>>
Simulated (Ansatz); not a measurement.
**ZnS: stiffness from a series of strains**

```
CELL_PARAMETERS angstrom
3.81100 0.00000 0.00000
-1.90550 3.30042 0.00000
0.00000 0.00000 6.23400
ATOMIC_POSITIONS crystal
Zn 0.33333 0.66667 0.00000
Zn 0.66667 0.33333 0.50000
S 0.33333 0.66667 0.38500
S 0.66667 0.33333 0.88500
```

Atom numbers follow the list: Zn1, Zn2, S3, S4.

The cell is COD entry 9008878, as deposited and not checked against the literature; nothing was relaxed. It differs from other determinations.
<<

Work request - The whole listing above should be output again exactly.

Task response -
Simulated (Ansatz); not a measurement.
**ZnS: stiffness from a series of strains**

```
CELL_PARAMETERS angstrom
3.81100 0.00000 0.00000
-1.90550 3.30042 0.00000
0.00000 0.00000 6.23400
ATOMIC_POSITIONS crystal
Zn 0.33333 0.66667 0.00000
Zn 0.66667 0.33333 0.50000
S 0.33333 0.66667 0.38500
S 0.66667 0.33333 0.88500
```

Atom numbers follow the list: Zn1, Zn2, S3, S4.

The cell is COD entry 9008878, as deposited and not checked against the literature; nothing was relaxed. It differs from other determinations.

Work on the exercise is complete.